## Extracted entries:
====
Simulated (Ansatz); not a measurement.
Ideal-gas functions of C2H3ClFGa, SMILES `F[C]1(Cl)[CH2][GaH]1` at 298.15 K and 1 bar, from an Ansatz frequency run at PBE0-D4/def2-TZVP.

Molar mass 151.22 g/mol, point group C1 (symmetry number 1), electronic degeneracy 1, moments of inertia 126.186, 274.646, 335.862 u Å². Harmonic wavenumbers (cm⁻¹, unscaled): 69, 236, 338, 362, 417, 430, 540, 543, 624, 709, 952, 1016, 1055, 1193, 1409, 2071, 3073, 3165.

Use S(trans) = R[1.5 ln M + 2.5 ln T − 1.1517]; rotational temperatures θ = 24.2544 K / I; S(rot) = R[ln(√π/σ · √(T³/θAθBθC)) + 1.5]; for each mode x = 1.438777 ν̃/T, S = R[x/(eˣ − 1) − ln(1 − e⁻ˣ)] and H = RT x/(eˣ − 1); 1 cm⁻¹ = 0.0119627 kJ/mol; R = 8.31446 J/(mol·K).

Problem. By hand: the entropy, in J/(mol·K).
====

## Exercise:
Repeat each record exactly. Omit nothing.

## Worked solution:
Simulated (Ansatz); not a measurement.
Ideal-gas functions of C2H3ClFGa, SMILES `F[C]1(Cl)[CH2][GaH]1` at 298.15 K and 1 bar, from an Ansatz frequency run at PBE0-D4/def2-TZVP.

Molar mass 151.22 g/mol, point group C1 (symmetry number 1), electronic degeneracy 1, moments of inertia 126.186, 274.646, 335.862 u Å². Harmonic wavenumbers (cm⁻¹, unscaled): 69, 236, 338, 362, 417, 430, 540, 543, 624, 709, 952, 1016, 1055, 1193, 1409, 2071, 3073, 3165.

Use S(trans) = R[1.5 ln M + 2.5 ln T − 1.1517]; rotational temperatures θ = 24.2544 K / I; S(rot) = R[ln(√π/σ · √(T³/θAθBθC)) + 1.5]; for each mode x = 1.438777 ν̃/T, S = R[x/(eˣ − 1) − ln(1 − e⁻ˣ)] and H = RT x/(eˣ − 1); 1 cm⁻¹ = 0.0119627 kJ/mol; R = 8.31446 J/(mol·K).

Problem. By hand: the entropy, in J/(mol·K).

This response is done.